Entries provided →
%%

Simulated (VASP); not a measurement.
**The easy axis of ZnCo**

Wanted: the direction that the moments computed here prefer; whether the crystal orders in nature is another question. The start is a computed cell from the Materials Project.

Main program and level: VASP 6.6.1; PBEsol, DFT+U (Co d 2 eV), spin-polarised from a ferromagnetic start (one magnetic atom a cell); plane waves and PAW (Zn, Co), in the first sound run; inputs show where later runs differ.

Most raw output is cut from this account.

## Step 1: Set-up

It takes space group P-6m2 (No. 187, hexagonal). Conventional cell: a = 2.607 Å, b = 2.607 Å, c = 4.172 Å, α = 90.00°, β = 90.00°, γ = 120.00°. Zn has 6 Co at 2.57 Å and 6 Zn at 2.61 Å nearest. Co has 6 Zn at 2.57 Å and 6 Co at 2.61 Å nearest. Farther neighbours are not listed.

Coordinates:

%%

Your answer should be the lines above from the one containing "## Step 1: Set-up" through the one containing "It takes space", copied exactly and with both ends kept.

Problem solution →
## Step 1: Set-up

It takes space group P-6m2 (No. 187, hexagonal). Conventional cell: a = 2.607 Å, b = 2.607 Å, c = 4.172 Å, α = 90.00°, β = 90.00°, γ = 120.00°. Zn has 6 Co at 2.57 Å and 6 Zn at 2.61 Å nearest. Co has 6 Zn at 2.57 Å and 6 Co at 2.61 Å nearest. Farther neighbours are not listed.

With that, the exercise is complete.